..............................

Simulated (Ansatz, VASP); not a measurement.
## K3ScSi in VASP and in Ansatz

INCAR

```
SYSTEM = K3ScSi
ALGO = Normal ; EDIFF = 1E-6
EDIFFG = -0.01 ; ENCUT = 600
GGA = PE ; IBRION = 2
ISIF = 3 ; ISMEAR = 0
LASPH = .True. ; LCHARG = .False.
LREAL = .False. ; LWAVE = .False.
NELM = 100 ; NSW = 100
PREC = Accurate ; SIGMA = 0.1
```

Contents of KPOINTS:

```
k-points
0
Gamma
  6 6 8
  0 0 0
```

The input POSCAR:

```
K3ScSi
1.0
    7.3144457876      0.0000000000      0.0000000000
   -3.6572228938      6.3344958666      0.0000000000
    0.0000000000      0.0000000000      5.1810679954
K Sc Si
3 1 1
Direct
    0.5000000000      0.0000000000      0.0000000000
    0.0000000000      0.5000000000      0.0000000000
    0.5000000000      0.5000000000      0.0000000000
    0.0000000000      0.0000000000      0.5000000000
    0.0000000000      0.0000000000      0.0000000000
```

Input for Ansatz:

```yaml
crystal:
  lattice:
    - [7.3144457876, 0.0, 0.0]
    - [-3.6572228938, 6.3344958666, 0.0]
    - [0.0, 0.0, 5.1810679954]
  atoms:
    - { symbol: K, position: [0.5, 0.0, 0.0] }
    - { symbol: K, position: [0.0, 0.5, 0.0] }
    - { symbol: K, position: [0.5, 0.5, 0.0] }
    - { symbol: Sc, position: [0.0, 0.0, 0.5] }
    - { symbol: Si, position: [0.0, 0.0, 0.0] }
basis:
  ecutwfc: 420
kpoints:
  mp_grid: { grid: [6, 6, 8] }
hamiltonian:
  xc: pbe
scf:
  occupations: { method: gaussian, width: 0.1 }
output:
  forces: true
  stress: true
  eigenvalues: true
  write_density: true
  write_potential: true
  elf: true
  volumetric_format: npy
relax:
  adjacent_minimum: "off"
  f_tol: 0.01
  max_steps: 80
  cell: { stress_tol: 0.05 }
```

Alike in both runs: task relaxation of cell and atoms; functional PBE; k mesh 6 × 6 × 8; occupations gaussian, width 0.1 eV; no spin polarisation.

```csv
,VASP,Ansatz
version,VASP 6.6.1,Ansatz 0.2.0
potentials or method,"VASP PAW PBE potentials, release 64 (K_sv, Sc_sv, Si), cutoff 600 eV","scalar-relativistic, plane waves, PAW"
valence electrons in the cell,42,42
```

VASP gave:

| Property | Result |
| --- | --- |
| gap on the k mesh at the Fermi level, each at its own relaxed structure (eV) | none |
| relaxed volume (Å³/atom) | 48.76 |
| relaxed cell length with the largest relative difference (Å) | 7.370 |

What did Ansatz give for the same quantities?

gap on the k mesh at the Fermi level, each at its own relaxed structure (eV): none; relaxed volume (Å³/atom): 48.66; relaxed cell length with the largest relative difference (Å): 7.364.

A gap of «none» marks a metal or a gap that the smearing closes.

..............................

> [Work instruction] Set down the lines of the listing word for word, from its first line through the line containing "(Å) | 7.370 |". Both of those lines belong in the answer, and no others do.

> [Task result]
Simulated (Ansatz, VASP); not a measurement.
## K3ScSi in VASP and in Ansatz

INCAR

```
SYSTEM = K3ScSi
ALGO = Normal ; EDIFF = 1E-6
EDIFFG = -0.01 ; ENCUT = 600
GGA = PE ; IBRION = 2
ISIF = 3 ; ISMEAR = 0
LASPH = .True. ; LCHARG = .False.
LREAL = .False. ; LWAVE = .False.
NELM = 100 ; NSW = 100
PREC = Accurate ; SIGMA = 0.1
```

Contents of KPOINTS:

```
k-points
0
Gamma
  6 6 8
  0 0 0
```

The input POSCAR:

```
K3ScSi
1.0
    7.3144457876      0.0000000000      0.0000000000
   -3.6572228938      6.3344958666      0.0000000000
    0.0000000000      0.0000000000      5.1810679954
K Sc Si
3 1 1
Direct
    0.5000000000      0.0000000000      0.0000000000
    0.0000000000      0.5000000000      0.0000000000
    0.5000000000      0.5000000000      0.0000000000
    0.0000000000      0.0000000000      0.5000000000
    0.0000000000      0.0000000000      0.0000000000
```

Input for Ansatz:

```yaml
crystal:
  lattice:
    - [7.3144457876, 0.0, 0.0]
    - [-3.6572228938, 6.3344958666, 0.0]
    - [0.0, 0.0, 5.1810679954]
  atoms:
    - { symbol: K, position: [0.5, 0.0, 0.0] }
    - { symbol: K, position: [0.0, 0.5, 0.0] }
    - { symbol: K, position: [0.5, 0.5, 0.0] }
    - { symbol: Sc, position: [0.0, 0.0, 0.5] }
    - { symbol: Si, position: [0.0, 0.0, 0.0] }
basis:
  ecutwfc: 420
kpoints:
  mp_grid: { grid: [6, 6, 8] }
hamiltonian:
  xc: pbe
scf:
  occupations: { method: gaussian, width: 0.1 }
output:
  forces: true
  stress: true
  eigenvalues: true
  write_density: true
  write_potential: true
  elf: true
  volumetric_format: npy
relax:
  adjacent_minimum: "off"
  f_tol: 0.01
  max_steps: 80
  cell: { stress_tol: 0.05 }
```

Alike in both runs: task relaxation of cell and atoms; functional PBE; k mesh 6 × 6 × 8; occupations gaussian, width 0.1 eV; no spin polarisation.

```csv
,VASP,Ansatz
version,VASP 6.6.1,Ansatz 0.2.0
potentials or method,"VASP PAW PBE potentials, release 64 (K_sv, Sc_sv, Si), cutoff 600 eV","scalar-relativistic, plane waves, PAW"
valence electrons in the cell,42,42
```

VASP gave:

| Property | Result |
| --- | --- |
| gap on the k mesh at the Fermi level, each at its own relaxed structure (eV) | none |
| relaxed volume (Å³/atom) | 48.76 |
| relaxed cell length with the largest relative difference (Å) | 7.370 |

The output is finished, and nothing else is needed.